☆ ☆ ☆ ☆

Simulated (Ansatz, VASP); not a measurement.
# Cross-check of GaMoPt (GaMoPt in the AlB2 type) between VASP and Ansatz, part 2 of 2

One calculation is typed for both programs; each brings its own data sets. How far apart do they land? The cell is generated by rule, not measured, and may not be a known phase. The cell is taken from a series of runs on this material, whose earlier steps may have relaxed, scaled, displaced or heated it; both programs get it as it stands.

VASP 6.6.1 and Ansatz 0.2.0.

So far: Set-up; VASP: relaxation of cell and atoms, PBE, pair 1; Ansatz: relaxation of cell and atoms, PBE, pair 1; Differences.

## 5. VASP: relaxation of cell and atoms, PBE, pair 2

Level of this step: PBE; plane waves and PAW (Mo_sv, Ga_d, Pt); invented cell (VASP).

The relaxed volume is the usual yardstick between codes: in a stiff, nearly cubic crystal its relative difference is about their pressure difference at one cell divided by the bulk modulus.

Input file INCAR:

☆ ☆ ☆ ☆

• [EXERCISE]
An exact repeat of all the entries above is required.

• [YOUR SOLUTION]
Simulated (Ansatz, VASP); not a measurement.
# Cross-check of GaMoPt (GaMoPt in the AlB2 type) between VASP and Ansatz, part 2 of 2

One calculation is typed for both programs; each brings its own data sets. How far apart do they land? The cell is generated by rule, not measured, and may not be a known phase. The cell is taken from a series of runs on this material, whose earlier steps may have relaxed, scaled, displaced or heated it; both programs get it as it stands.

VASP 6.6.1 and Ansatz 0.2.0.

So far: Set-up; VASP: relaxation of cell and atoms, PBE, pair 1; Ansatz: relaxation of cell and atoms, PBE, pair 1; Differences.

## 5. VASP: relaxation of cell and atoms, PBE, pair 2

Level of this step: PBE; plane waves and PAW (Mo_sv, Ga_d, Pt); invented cell (VASP).

The relaxed volume is the usual yardstick between codes: in a stiff, nearly cubic crystal its relative difference is about their pressure difference at one cell divided by the bulk modulus.

Input file INCAR:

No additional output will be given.